++++ INFORMATION

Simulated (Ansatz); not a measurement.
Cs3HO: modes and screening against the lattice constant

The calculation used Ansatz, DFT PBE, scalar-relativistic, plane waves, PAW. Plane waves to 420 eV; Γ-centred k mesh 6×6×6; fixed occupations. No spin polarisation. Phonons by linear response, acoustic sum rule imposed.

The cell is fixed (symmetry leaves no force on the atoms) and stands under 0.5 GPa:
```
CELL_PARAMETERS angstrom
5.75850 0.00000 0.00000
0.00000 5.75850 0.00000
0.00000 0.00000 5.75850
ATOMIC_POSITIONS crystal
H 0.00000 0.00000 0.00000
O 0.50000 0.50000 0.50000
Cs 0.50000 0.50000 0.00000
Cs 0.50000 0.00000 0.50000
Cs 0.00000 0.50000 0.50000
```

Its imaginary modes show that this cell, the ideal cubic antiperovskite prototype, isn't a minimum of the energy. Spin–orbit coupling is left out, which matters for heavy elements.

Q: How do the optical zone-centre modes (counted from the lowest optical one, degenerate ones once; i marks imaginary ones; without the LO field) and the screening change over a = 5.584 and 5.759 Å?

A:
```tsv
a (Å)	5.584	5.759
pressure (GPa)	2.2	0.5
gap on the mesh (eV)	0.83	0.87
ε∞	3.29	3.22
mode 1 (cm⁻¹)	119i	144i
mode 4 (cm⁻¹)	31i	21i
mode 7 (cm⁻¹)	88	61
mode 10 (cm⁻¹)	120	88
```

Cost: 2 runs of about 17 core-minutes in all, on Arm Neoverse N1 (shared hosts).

++++++++

| ACTION ITEM |
Exact reproduction of the lines from the top of the material through the line where "Its imaginary modes" appears is required, both boundary lines included, with no other output.

| TASK RESPONSE |
Simulated (Ansatz); not a measurement.
Cs3HO: modes and screening against the lattice constant

The calculation used Ansatz, DFT PBE, scalar-relativistic, plane waves, PAW. Plane waves to 420 eV; Γ-centred k mesh 6×6×6; fixed occupations. No spin polarisation. Phonons by linear response, acoustic sum rule imposed.

The cell is fixed (symmetry leaves no force on the atoms) and stands under 0.5 GPa:
```
CELL_PARAMETERS angstrom
5.75850 0.00000 0.00000
0.00000 5.75850 0.00000
0.00000 0.00000 5.75850
ATOMIC_POSITIONS crystal
H 0.00000 0.00000 0.00000
O 0.50000 0.50000 0.50000
Cs 0.50000 0.50000 0.00000
Cs 0.50000 0.00000 0.50000
Cs 0.00000 0.50000 0.50000
```

Its imaginary modes show that this cell, the ideal cubic antiperovskite prototype, isn't a minimum of the energy. Spin–orbit coupling is left out, which matters for heavy elements.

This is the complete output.